**WORK INSTRUCTION:**
Quote exactly and only this range of lines in the data below: the line that holds "A: I 72 %, Pb 27 %." to the line that holds "This is a known", both included.

**STUDY MATERIAL:**
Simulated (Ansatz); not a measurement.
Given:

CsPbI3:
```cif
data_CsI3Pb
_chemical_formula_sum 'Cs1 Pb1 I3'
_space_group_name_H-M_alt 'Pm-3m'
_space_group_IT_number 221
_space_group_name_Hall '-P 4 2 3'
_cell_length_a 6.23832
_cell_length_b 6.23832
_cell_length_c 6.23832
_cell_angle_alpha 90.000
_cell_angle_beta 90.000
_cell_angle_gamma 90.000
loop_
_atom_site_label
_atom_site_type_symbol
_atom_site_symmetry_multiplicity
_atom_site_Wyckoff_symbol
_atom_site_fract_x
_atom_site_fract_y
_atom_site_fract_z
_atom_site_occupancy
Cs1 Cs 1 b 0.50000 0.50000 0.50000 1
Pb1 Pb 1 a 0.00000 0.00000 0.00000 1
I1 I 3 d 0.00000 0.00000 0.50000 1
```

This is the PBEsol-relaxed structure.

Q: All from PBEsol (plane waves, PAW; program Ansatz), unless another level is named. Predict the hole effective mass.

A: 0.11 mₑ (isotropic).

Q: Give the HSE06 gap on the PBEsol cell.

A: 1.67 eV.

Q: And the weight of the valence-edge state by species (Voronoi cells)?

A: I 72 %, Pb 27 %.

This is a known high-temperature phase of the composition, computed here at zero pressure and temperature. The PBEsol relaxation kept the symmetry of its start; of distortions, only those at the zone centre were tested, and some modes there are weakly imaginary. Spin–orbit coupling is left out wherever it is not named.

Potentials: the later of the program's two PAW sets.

**EXERCISE RESPONSE:**
A: I 72 %, Pb 27 %.

This is a known high-temperature phase of the composition, computed here at zero pressure and temperature. The PBEsol relaxation kept the symmetry of its start; of distortions, only those at the zone centre were tested, and some modes there are weakly imaginary. Spin–orbit coupling is left out wherever it is not named.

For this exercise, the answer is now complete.